> [DATASET EXCERPTS]
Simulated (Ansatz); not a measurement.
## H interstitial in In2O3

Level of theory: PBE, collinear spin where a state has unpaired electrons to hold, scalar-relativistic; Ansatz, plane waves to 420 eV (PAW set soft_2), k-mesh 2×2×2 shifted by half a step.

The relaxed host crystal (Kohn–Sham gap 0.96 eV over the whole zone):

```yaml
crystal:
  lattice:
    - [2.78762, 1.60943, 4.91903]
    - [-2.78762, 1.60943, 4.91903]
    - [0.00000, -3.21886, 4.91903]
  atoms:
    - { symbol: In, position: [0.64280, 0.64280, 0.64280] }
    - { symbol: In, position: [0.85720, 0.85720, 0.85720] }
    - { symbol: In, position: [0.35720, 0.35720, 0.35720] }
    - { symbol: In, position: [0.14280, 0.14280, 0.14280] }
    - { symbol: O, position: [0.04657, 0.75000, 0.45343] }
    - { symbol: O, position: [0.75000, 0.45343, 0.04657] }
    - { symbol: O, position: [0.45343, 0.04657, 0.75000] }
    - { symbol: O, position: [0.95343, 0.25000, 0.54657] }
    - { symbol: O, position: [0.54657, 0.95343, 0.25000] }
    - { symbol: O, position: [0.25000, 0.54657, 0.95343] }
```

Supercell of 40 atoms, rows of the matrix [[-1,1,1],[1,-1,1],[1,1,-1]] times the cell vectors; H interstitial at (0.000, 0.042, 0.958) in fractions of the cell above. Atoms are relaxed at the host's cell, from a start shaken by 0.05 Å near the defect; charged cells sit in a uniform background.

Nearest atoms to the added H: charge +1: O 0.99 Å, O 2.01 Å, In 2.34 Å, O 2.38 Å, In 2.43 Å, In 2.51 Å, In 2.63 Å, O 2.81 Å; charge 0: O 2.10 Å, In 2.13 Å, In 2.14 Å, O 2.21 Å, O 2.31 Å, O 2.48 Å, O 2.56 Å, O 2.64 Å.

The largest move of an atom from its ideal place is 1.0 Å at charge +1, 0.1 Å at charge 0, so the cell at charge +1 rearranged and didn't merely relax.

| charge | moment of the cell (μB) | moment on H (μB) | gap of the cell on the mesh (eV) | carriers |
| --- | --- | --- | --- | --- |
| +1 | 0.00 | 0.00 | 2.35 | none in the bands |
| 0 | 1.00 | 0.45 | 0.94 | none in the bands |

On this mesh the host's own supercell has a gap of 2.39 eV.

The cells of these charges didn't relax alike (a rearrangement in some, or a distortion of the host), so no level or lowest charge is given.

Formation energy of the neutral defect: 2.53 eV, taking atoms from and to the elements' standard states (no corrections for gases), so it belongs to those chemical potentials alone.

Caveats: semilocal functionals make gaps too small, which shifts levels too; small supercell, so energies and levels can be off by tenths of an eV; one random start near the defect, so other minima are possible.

> [EXERCISE]
Your answer consists solely of the lines from the top of the records above through the line that contains "The cells of", each echoed exactly.

> [TASK ANSWER]
Simulated (Ansatz); not a measurement.
## H interstitial in In2O3

Level of theory: PBE, collinear spin where a state has unpaired electrons to hold, scalar-relativistic; Ansatz, plane waves to 420 eV (PAW set soft_2), k-mesh 2×2×2 shifted by half a step.

The relaxed host crystal (Kohn–Sham gap 0.96 eV over the whole zone):

```yaml
crystal:
  lattice:
    - [2.78762, 1.60943, 4.91903]
    - [-2.78762, 1.60943, 4.91903]
    - [0.00000, -3.21886, 4.91903]
  atoms:
    - { symbol: In, position: [0.64280, 0.64280, 0.64280] }
    - { symbol: In, position: [0.85720, 0.85720, 0.85720] }
    - { symbol: In, position: [0.35720, 0.35720, 0.35720] }
    - { symbol: In, position: [0.14280, 0.14280, 0.14280] }
    - { symbol: O, position: [0.04657, 0.75000, 0.45343] }
    - { symbol: O, position: [0.75000, 0.45343, 0.04657] }
    - { symbol: O, position: [0.45343, 0.04657, 0.75000] }
    - { symbol: O, position: [0.95343, 0.25000, 0.54657] }
    - { symbol: O, position: [0.54657, 0.95343, 0.25000] }
    - { symbol: O, position: [0.25000, 0.54657, 0.95343] }
```

Supercell of 40 atoms, rows of the matrix [[-1,1,1],[1,-1,1],[1,1,-1]] times the cell vectors; H interstitial at (0.000, 0.042, 0.958) in fractions of the cell above. Atoms are relaxed at the host's cell, from a start shaken by 0.05 Å near the defect; charged cells sit in a uniform background.

Nearest atoms to the added H: charge +1: O 0.99 Å, O 2.01 Å, In 2.34 Å, O 2.38 Å, In 2.43 Å, In 2.51 Å, In 2.63 Å, O 2.81 Å; charge 0: O 2.10 Å, In 2.13 Å, In 2.14 Å, O 2.21 Å, O 2.31 Å, O 2.48 Å, O 2.56 Å, O 2.64 Å.

The largest move of an atom from its ideal place is 1.0 Å at charge +1, 0.1 Å at charge 0, so the cell at charge +1 rearranged and didn't merely relax.

| charge | moment of the cell (μB) | moment on H (μB) | gap of the cell on the mesh (eV) | carriers |
| --- | --- | --- | --- | --- |
| +1 | 0.00 | 0.00 | 2.35 | none in the bands |
| 0 | 1.00 | 0.45 | 0.94 | none in the bands |

On this mesh the host's own supercell has a gap of 2.39 eV.

The cells of these charges didn't relax alike (a rearrangement in some, or a distortion of the host), so no level or lowest charge is given.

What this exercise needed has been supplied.